■ Work item:
Each line of the entries, from the first to the line containing "Potentials or basis: VASP", is to be transcribed exactly as it stands; include no other lines.

■ Dataset:
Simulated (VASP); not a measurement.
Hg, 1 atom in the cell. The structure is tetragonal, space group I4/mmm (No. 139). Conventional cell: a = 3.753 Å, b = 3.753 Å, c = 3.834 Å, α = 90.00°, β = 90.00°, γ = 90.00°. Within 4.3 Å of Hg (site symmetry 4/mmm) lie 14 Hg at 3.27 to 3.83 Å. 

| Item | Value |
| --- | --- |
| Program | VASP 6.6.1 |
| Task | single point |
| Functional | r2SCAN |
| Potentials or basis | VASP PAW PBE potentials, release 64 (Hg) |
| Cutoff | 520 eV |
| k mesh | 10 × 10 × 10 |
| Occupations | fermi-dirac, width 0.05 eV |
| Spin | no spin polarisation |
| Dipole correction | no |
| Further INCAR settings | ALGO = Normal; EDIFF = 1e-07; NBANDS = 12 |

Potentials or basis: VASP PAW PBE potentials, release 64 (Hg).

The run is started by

■ Written response:
Simulated (VASP); not a measurement.
Hg, 1 atom in the cell. The structure is tetragonal, space group I4/mmm (No. 139). Conventional cell: a = 3.753 Å, b = 3.753 Å, c = 3.834 Å, α = 90.00°, β = 90.00°, γ = 90.00°. Within 4.3 Å of Hg (site symmetry 4/mmm) lie 14 Hg at 3.27 to 3.83 Å. 

| Item | Value |
| --- | --- |
| Program | VASP 6.6.1 |
| Task | single point |
| Functional | r2SCAN |
| Potentials or basis | VASP PAW PBE potentials, release 64 (Hg) |
| Cutoff | 520 eV |
| k mesh | 10 × 10 × 10 |
| Occupations | fermi-dirac, width 0.05 eV |
| Spin | no spin polarisation |
| Dipole correction | no |
| Further INCAR settings | ALGO = Normal; EDIFF = 1e-07; NBANDS = 12 |

Potentials or basis: VASP PAW PBE potentials, release 64 (Hg).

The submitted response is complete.